> _DATA_
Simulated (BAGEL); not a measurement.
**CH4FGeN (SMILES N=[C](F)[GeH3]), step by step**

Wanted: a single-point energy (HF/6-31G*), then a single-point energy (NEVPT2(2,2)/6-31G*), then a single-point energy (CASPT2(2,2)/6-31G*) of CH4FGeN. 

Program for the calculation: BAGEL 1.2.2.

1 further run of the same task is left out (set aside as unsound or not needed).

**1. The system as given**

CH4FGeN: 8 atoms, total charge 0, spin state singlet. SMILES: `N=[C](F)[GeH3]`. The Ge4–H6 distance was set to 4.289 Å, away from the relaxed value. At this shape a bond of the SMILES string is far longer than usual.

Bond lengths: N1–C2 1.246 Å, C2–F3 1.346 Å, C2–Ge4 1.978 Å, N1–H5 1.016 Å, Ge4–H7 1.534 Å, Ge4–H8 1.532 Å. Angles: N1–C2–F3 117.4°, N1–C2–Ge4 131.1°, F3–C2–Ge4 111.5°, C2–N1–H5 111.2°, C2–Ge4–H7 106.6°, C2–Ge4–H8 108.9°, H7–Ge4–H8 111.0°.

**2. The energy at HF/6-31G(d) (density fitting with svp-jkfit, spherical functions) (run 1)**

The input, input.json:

> _REQUIRED ACTION_
Repeat all of the data exactly. Include every line.

> _WRITTEN REPLY_
Simulated (BAGEL); not a measurement.
**CH4FGeN (SMILES N=[C](F)[GeH3]), step by step**

Wanted: a single-point energy (HF/6-31G*), then a single-point energy (NEVPT2(2,2)/6-31G*), then a single-point energy (CASPT2(2,2)/6-31G*) of CH4FGeN. 

Program for the calculation: BAGEL 1.2.2.

1 further run of the same task is left out (set aside as unsound or not needed).

**1. The system as given**

CH4FGeN: 8 atoms, total charge 0, spin state singlet. SMILES: `N=[C](F)[GeH3]`. The Ge4–H6 distance was set to 4.289 Å, away from the relaxed value. At this shape a bond of the SMILES string is far longer than usual.

Bond lengths: N1–C2 1.246 Å, C2–F3 1.346 Å, C2–Ge4 1.978 Å, N1–H5 1.016 Å, Ge4–H7 1.534 Å, Ge4–H8 1.532 Å. Angles: N1–C2–F3 117.4°, N1–C2–Ge4 131.1°, F3–C2–Ge4 111.5°, C2–N1–H5 111.2°, C2–Ge4–H7 106.6°, C2–Ge4–H8 108.9°, H7–Ge4–H8 111.0°.

**2. The energy at HF/6-31G(d) (density fitting with svp-jkfit, spherical functions) (run 1)**

The input, input.json:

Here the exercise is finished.